■ Action item:
Could you print exactly the lines of the listing below, starting at the line that has "The cell is" and ending at the line that has "Method: Kohn–Sham DFT", and only those lines?

== Data supplied

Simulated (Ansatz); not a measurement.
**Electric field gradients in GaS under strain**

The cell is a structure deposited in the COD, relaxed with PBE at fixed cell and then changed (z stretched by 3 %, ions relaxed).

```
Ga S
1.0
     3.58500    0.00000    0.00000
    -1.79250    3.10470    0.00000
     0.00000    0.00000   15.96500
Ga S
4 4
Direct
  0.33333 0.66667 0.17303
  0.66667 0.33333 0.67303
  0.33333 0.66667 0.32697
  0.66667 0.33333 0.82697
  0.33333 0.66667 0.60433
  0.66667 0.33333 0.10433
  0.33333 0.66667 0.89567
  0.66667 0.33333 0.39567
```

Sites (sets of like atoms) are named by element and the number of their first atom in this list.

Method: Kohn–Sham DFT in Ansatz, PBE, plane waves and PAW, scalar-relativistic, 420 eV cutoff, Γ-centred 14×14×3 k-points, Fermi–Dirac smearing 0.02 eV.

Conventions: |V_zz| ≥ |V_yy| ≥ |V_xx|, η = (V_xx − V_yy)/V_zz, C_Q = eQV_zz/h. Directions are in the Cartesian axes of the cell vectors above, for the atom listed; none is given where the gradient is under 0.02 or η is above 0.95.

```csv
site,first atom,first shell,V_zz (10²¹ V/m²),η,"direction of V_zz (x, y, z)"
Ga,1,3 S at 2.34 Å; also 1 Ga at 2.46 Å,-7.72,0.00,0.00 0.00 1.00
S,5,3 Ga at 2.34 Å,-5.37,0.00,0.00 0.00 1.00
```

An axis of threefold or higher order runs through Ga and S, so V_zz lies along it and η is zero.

====

■ Exercise output:
The cell is a structure deposited in the COD, relaxed with PBE at fixed cell and then changed (z stretched by 3 %, ions relaxed).

```
Ga S
1.0
     3.58500    0.00000    0.00000
    -1.79250    3.10470    0.00000
     0.00000    0.00000   15.96500
Ga S
4 4
Direct
  0.33333 0.66667 0.17303
  0.66667 0.33333 0.67303
  0.33333 0.66667 0.32697
  0.66667 0.33333 0.82697
  0.33333 0.66667 0.60433
  0.66667 0.33333 0.10433
  0.33333 0.66667 0.89567
  0.66667 0.33333 0.39567
```

Sites (sets of like atoms) are named by element and the number of their first atom in this list.

Method: Kohn–Sham DFT in Ansatz, PBE, plane waves and PAW, scalar-relativistic, 420 eV cutoff, Γ-centred 14×14×3 k-points, Fermi–Dirac smearing 0.02 eV.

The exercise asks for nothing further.